Dataset content ::
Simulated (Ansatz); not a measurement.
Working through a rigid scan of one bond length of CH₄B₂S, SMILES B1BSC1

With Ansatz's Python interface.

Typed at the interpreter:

Required action :: Would you please repeat exactly the lines above, starting at the line with "Working through a" and stopping at the line with "With Ansatz's Python interface.", both included?

Result ::
Working through a rigid scan of one bond length of CH₄B₂S, SMILES B1BSC1

With Ansatz's Python interface.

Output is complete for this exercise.